Exercise :: Write out the listing below exactly, beginning at its first line and ending with the line that contains "### How did this run end?".

--

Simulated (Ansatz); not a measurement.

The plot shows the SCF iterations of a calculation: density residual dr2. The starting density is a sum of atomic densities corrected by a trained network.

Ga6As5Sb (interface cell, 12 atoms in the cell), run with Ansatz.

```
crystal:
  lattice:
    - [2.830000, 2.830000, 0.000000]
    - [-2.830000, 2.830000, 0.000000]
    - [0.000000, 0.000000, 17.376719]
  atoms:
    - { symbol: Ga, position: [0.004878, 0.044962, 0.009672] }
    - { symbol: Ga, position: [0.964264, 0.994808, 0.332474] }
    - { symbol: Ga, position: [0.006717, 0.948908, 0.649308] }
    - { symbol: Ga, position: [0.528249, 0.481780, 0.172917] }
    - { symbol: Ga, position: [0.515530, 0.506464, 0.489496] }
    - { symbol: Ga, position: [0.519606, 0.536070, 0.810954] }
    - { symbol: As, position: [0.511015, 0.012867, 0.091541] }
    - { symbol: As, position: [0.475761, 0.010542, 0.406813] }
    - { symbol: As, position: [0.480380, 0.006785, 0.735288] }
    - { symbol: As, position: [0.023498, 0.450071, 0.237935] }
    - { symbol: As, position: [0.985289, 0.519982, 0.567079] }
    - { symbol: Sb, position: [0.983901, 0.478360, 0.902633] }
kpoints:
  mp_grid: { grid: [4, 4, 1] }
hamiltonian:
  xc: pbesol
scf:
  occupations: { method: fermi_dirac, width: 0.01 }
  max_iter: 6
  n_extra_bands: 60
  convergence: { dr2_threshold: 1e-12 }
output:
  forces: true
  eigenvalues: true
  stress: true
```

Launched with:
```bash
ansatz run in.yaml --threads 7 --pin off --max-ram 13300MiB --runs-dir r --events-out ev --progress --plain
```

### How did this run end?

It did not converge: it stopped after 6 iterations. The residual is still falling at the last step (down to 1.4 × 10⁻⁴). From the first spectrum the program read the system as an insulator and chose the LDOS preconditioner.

--

Exercise solution ::
Simulated (Ansatz); not a measurement.

The plot shows the SCF iterations of a calculation: density residual dr2. The starting density is a sum of atomic densities corrected by a trained network.

Ga6As5Sb (interface cell, 12 atoms in the cell), run with Ansatz.

```
crystal:
  lattice:
    - [2.830000, 2.830000, 0.000000]
    - [-2.830000, 2.830000, 0.000000]
    - [0.000000, 0.000000, 17.376719]
  atoms:
    - { symbol: Ga, position: [0.004878, 0.044962, 0.009672] }
    - { symbol: Ga, position: [0.964264, 0.994808, 0.332474] }
    - { symbol: Ga, position: [0.006717, 0.948908, 0.649308] }
    - { symbol: Ga, position: [0.528249, 0.481780, 0.172917] }
    - { symbol: Ga, position: [0.515530, 0.506464, 0.489496] }
    - { symbol: Ga, position: [0.519606, 0.536070, 0.810954] }
    - { symbol: As, position: [0.511015, 0.012867, 0.091541] }
    - { symbol: As, position: [0.475761, 0.010542, 0.406813] }
    - { symbol: As, position: [0.480380, 0.006785, 0.735288] }
    - { symbol: As, position: [0.023498, 0.450071, 0.237935] }
    - { symbol: As, position: [0.985289, 0.519982, 0.567079] }
    - { symbol: Sb, position: [0.983901, 0.478360, 0.902633] }
kpoints:
  mp_grid: { grid: [4, 4, 1] }
hamiltonian:
  xc: pbesol
scf:
  occupations: { method: fermi_dirac, width: 0.01 }
  max_iter: 6
  n_extra_bands: 60
  convergence: { dr2_threshold: 1e-12 }
output:
  forces: true
  eigenvalues: true
  stress: true
```

Launched with:
```bash
ansatz run in.yaml --threads 7 --pin off --max-ram 13300MiB --runs-dir r --events-out ev --progress --plain
```

### How did this run end?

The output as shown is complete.